**Source information**
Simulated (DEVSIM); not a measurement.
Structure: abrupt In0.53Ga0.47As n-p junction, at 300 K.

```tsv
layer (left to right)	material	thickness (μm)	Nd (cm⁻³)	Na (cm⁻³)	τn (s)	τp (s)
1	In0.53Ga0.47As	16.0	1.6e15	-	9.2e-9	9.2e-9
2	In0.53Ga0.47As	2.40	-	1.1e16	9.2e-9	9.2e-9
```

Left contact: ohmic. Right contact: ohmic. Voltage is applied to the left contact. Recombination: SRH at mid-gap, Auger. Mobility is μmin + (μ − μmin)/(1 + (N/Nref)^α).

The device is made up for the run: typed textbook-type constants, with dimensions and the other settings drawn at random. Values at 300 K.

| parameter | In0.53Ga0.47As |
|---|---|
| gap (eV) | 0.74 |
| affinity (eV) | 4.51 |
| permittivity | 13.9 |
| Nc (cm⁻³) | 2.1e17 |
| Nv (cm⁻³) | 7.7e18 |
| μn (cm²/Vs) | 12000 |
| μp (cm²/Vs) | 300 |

**Task item**
The full set of data above must come back exactly as written.

**Task solution**
Simulated (DEVSIM); not a measurement.
Structure: abrupt In0.53Ga0.47As n-p junction, at 300 K.

```tsv
layer (left to right)	material	thickness (μm)	Nd (cm⁻³)	Na (cm⁻³)	τn (s)	τp (s)
1	In0.53Ga0.47As	16.0	1.6e15	-	9.2e-9	9.2e-9
2	In0.53Ga0.47As	2.40	-	1.1e16	9.2e-9	9.2e-9
```

Left contact: ohmic. Right contact: ohmic. Voltage is applied to the left contact. Recombination: SRH at mid-gap, Auger. Mobility is μmin + (μ − μmin)/(1 + (N/Nref)^α).

The device is made up for the run: typed textbook-type constants, with dimensions and the other settings drawn at random. Values at 300 K.

| parameter | In0.53Ga0.47As |
|---|---|
| gap (eV) | 0.74 |
| affinity (eV) | 4.51 |
| permittivity | 13.9 |
| Nc (cm⁻³) | 2.1e17 |
| Nv (cm⁻³) | 7.7e18 |
| μn (cm²/Vs) | 12000 |
| μp (cm²/Vs) | 300 |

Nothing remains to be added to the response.